§ **Requirement**
Your job is to write out each record precisely as it stands.

+===+

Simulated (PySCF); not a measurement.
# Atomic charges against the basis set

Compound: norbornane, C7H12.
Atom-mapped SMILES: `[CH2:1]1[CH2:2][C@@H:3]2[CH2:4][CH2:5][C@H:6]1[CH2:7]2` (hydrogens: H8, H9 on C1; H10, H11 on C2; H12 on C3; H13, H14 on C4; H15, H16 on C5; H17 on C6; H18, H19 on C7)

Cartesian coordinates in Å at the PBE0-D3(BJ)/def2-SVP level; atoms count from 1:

+===+

§ **Written solution**
Simulated (PySCF); not a measurement.
# Atomic charges against the basis set

Compound: norbornane, C7H12.
Atom-mapped SMILES: `[CH2:1]1[CH2:2][C@@H:3]2[CH2:4][CH2:5][C@H:6]1[CH2:7]2` (hydrogens: H8, H9 on C1; H10, H11 on C2; H12 on C3; H13, H14 on C4; H15, H16 on C5; H17 on C6; H18, H19 on C7)

Cartesian coordinates in Å at the PBE0-D3(BJ)/def2-SVP level; atoms count from 1:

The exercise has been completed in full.